----- Given records
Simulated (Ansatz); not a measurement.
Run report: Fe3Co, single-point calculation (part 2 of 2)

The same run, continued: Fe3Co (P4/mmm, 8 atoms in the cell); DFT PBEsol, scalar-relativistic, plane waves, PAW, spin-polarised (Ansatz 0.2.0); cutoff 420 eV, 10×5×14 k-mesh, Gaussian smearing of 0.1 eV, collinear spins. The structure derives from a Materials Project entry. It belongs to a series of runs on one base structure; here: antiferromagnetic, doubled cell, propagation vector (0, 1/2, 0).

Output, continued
----------

### [Brief]
Set down exactly the lines from the start of the records to the line with "The same run, continued: Fe3Co". Include that line, and add nothing more.

### [Expected answer]
Simulated (Ansatz); not a measurement.
Run report: Fe3Co, single-point calculation (part 2 of 2)

The same run, continued: Fe3Co (P4/mmm, 8 atoms in the cell); DFT PBEsol, scalar-relativistic, plane waves, PAW, spin-polarised (Ansatz 0.2.0); cutoff 420 eV, 10×5×14 k-mesh, Gaussian smearing of 0.1 eV, collinear spins. The structure derives from a Materials Project entry. It belongs to a series of runs on one base structure; here: antiferromagnetic, doubled cell, propagation vector (0, 1/2, 0).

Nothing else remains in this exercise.